- Brief -
Write out only the opening lines of the entries, through the line with "The run is repeated".

··· Data supplied ···
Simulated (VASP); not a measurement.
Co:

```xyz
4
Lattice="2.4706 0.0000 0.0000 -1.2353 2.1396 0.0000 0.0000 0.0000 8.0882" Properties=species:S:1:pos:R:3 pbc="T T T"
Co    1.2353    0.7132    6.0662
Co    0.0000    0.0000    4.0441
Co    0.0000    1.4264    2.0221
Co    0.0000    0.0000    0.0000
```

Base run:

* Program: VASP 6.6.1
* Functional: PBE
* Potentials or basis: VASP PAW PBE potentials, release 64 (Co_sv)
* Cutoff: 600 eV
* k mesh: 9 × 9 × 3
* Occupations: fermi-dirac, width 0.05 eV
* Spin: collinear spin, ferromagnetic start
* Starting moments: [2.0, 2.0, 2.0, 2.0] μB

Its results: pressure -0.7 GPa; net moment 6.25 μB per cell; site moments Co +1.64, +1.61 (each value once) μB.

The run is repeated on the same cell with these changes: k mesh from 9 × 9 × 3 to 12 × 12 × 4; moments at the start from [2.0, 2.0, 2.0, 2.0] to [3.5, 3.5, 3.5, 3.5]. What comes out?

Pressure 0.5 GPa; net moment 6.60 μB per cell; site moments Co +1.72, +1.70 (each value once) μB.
···

- Answer section -
Simulated (VASP); not a measurement.
Co:

```xyz
4
Lattice="2.4706 0.0000 0.0000 -1.2353 2.1396 0.0000 0.0000 0.0000 8.0882" Properties=species:S:1:pos:R:3 pbc="T T T"
Co    1.2353    0.7132    6.0662
Co    0.0000    0.0000    4.0441
Co    0.0000    1.4264    2.0221
Co    0.0000    0.0000    0.0000
```

Base run:

* Program: VASP 6.6.1
* Functional: PBE
* Potentials or basis: VASP PAW PBE potentials, release 64 (Co_sv)
* Cutoff: 600 eV
* k mesh: 9 × 9 × 3
* Occupations: fermi-dirac, width 0.05 eV
* Spin: collinear spin, ferromagnetic start
* Starting moments: [2.0, 2.0, 2.0, 2.0] μB

Its results: pressure -0.7 GPa; net moment 6.25 μB per cell; site moments Co +1.64, +1.61 (each value once) μB.

The run is repeated on the same cell with these changes: k mesh from 9 × 9 × 3 to 12 × 12 × 4; moments at the start from [2.0, 2.0, 2.0, 2.0] to [3.5, 3.5, 3.5, 3.5]. What comes out?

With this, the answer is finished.